PROVIDED RECORDS:
--- START ---

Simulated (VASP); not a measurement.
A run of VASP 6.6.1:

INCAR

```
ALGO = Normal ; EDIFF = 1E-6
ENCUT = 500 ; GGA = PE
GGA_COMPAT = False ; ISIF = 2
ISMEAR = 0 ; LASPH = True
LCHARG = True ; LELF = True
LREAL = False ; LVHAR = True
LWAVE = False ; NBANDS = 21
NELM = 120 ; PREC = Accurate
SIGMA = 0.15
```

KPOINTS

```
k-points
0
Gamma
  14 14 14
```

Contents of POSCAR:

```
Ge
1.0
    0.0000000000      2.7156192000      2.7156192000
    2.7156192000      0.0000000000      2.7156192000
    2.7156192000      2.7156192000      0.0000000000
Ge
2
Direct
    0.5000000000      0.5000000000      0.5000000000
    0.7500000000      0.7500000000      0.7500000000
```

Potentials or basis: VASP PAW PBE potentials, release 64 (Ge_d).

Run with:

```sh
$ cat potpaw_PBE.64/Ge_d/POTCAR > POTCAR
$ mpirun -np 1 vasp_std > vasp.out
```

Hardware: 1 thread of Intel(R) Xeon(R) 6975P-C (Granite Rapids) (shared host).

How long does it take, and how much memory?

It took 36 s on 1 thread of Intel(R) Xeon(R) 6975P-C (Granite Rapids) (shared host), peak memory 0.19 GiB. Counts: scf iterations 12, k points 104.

--- END ---

REQUIRED ACTION:
Only those lines of the entries above that run from the line containing "Hardware: 1 thread" to the line containing "How long does it take, and how much memory?", both included, should be transcribed exactly.

EXERCISE ANSWER:
Hardware: 1 thread of Intel(R) Xeon(R) 6975P-C (Granite Rapids) (shared host).

How long does it take, and how much memory?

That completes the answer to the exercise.